+++ Extracted data

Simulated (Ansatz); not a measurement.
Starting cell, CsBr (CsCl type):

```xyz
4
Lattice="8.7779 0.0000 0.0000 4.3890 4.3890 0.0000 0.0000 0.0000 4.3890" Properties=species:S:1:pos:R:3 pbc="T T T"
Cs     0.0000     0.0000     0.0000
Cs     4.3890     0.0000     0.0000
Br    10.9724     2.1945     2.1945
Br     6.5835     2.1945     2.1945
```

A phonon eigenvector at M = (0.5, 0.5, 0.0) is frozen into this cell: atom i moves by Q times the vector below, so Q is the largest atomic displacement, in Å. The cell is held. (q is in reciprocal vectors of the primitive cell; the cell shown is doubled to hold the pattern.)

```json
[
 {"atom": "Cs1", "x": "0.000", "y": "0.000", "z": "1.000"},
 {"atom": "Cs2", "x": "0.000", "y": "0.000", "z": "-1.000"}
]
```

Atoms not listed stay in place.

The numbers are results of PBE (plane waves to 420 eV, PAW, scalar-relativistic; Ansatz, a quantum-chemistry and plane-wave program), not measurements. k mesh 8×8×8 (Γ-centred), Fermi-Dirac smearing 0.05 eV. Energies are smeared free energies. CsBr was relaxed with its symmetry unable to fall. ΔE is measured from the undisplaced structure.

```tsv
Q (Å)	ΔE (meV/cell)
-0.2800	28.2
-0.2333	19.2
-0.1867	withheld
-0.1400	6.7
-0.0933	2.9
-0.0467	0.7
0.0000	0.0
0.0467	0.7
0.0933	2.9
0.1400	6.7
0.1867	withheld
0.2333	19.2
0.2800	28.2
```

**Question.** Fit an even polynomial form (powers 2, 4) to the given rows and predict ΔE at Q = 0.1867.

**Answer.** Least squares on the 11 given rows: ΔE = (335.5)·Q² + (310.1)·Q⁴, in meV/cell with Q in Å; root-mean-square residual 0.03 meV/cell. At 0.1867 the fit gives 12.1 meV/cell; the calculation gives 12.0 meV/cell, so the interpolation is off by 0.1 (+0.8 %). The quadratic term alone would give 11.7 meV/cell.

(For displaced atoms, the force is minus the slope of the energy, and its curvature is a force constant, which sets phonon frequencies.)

++++++

**Work task**
Word for word, restate the lines of the data above that fall between the line holding "The numbers are" and the line holding "give 11.7 meV/cell.", inclusive, and no other lines.

**Problem solution**
The numbers are results of PBE (plane waves to 420 eV, PAW, scalar-relativistic; Ansatz, a quantum-chemistry and plane-wave program), not measurements. k mesh 8×8×8 (Γ-centred), Fermi-Dirac smearing 0.05 eV. Energies are smeared free energies. CsBr was relaxed with its symmetry unable to fall. ΔE is measured from the undisplaced structure.

```tsv
Q (Å)	ΔE (meV/cell)
-0.2800	28.2
-0.2333	19.2
-0.1867	withheld
-0.1400	6.7
-0.0933	2.9
-0.0467	0.7
0.0000	0.0
0.0467	0.7
0.0933	2.9
0.1400	6.7
0.1867	withheld
0.2333	19.2
0.2800	28.2
```

**Question.** Fit an even polynomial form (powers 2, 4) to the given rows and predict ΔE at Q = 0.1867.

**Answer.** Least squares on the 11 given rows: ΔE = (335.5)·Q² + (310.1)·Q⁴, in meV/cell with Q in Å; root-mean-square residual 0.03 meV/cell. At 0.1867 the fit gives 12.1 meV/cell; the calculation gives 12.0 meV/cell, so the interpolation is off by 0.1 (+0.8 %). The quadratic term alone would give 11.7 meV/cell.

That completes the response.